* EXTRACTED MATERIAL
------

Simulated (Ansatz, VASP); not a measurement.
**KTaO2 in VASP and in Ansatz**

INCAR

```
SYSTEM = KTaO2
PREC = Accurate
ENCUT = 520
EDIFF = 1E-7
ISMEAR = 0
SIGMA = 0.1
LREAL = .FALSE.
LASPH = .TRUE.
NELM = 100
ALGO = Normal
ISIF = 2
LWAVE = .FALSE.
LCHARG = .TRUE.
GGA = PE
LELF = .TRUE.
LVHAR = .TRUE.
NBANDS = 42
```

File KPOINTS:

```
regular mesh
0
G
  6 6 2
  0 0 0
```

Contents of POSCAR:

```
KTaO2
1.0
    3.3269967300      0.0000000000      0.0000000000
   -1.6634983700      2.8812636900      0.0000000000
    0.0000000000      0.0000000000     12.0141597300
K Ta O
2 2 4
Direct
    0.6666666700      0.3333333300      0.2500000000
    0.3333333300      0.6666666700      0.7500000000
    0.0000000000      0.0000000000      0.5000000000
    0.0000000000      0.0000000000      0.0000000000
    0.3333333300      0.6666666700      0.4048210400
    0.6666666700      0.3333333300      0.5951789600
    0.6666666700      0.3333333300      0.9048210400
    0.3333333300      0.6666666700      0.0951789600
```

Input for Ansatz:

------

* ACTIVITY
With every line intact, reproduce the listing verbatim.

* RESPONSE BOX
Simulated (Ansatz, VASP); not a measurement.
**KTaO2 in VASP and in Ansatz**

INCAR

```
SYSTEM = KTaO2
PREC = Accurate
ENCUT = 520
EDIFF = 1E-7
ISMEAR = 0
SIGMA = 0.1
LREAL = .FALSE.
LASPH = .TRUE.
NELM = 100
ALGO = Normal
ISIF = 2
LWAVE = .FALSE.
LCHARG = .TRUE.
GGA = PE
LELF = .TRUE.
LVHAR = .TRUE.
NBANDS = 42
```

File KPOINTS:

```
regular mesh
0
G
  6 6 2
  0 0 0
```

Contents of POSCAR:

```
KTaO2
1.0
    3.3269967300      0.0000000000      0.0000000000
   -1.6634983700      2.8812636900      0.0000000000
    0.0000000000      0.0000000000     12.0141597300
K Ta O
2 2 4
Direct
    0.6666666700      0.3333333300      0.2500000000
    0.3333333300      0.6666666700      0.7500000000
    0.0000000000      0.0000000000      0.5000000000
    0.0000000000      0.0000000000      0.0000000000
    0.3333333300      0.6666666700      0.4048210400
    0.6666666700      0.3333333300      0.5951789600
    0.6666666700      0.3333333300      0.9048210400
    0.3333333300      0.6666666700      0.0951789600
```

Input for Ansatz:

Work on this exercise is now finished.